*** Available data Section Begins ***

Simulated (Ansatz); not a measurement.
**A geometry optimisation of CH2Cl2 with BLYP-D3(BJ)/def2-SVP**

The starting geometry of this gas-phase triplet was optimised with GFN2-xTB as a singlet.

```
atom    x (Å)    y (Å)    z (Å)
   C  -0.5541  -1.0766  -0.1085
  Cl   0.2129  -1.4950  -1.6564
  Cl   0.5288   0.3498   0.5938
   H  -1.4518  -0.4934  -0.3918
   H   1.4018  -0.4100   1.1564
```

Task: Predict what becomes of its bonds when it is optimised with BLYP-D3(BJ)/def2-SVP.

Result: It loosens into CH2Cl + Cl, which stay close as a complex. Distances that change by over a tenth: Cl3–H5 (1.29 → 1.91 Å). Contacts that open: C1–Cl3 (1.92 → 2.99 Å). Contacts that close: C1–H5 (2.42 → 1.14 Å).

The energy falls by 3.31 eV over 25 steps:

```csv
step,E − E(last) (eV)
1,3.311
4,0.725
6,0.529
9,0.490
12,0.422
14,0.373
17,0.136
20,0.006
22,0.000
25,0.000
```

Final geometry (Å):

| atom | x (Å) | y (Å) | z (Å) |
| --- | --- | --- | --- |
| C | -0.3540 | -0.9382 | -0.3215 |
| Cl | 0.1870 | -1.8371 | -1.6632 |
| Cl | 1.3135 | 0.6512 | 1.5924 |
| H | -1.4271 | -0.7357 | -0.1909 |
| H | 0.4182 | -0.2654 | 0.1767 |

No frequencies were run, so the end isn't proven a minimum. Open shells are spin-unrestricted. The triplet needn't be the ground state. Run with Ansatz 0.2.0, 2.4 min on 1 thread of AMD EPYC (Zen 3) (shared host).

*** Available data Section Ends ***

**Work task:**
Give again, word for word, the lines of the listing, starting at its first line and ending with the line containing "Task: Predict what".

**Written solution:**
Simulated (Ansatz); not a measurement.
**A geometry optimisation of CH2Cl2 with BLYP-D3(BJ)/def2-SVP**

The starting geometry of this gas-phase triplet was optimised with GFN2-xTB as a singlet.

```
atom    x (Å)    y (Å)    z (Å)
   C  -0.5541  -1.0766  -0.1085
  Cl   0.2129  -1.4950  -1.6564
  Cl   0.5288   0.3498   0.5938
   H  -1.4518  -0.4934  -0.3918
   H   1.4018  -0.4100   1.1564
```

Task: Predict what becomes of its bonds when it is optimised with BLYP-D3(BJ)/def2-SVP.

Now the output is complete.